=== Work request ===
Retype all of the entries that appear below, keeping them exactly as they are.

--- Recorded data Enclosed Below ---

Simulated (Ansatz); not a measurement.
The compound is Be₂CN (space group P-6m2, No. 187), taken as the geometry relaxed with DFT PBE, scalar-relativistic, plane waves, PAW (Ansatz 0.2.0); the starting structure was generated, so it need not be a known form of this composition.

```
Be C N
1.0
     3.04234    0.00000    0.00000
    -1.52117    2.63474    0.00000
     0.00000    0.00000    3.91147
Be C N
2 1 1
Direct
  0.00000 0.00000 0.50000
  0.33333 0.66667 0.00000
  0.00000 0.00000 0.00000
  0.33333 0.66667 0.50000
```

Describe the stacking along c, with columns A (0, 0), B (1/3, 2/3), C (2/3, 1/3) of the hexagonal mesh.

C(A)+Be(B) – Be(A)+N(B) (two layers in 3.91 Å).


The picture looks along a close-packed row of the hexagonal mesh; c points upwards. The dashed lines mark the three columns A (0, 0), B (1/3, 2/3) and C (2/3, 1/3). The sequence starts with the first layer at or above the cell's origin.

--- End of Enclosed Recorded data ---

=== Task result ===
Simulated (Ansatz); not a measurement.
The compound is Be₂CN (space group P-6m2, No. 187), taken as the geometry relaxed with DFT PBE, scalar-relativistic, plane waves, PAW (Ansatz 0.2.0); the starting structure was generated, so it need not be a known form of this composition.

```
Be C N
1.0
     3.04234    0.00000    0.00000
    -1.52117    2.63474    0.00000
     0.00000    0.00000    3.91147
Be C N
2 1 1
Direct
  0.00000 0.00000 0.50000
  0.33333 0.66667 0.00000
  0.00000 0.00000 0.00000
  0.33333 0.66667 0.50000
```

Describe the stacking along c, with columns A (0, 0), B (1/3, 2/3), C (2/3, 1/3) of the hexagonal mesh.

C(A)+Be(B) – Be(A)+N(B) (two layers in 3.91 Å).


The picture looks along a close-packed row of the hexagonal mesh; c points upwards. The dashed lines mark the three columns A (0, 0), B (1/3, 2/3) and C (2/3, 1/3). The sequence starts with the first layer at or above the cell's origin.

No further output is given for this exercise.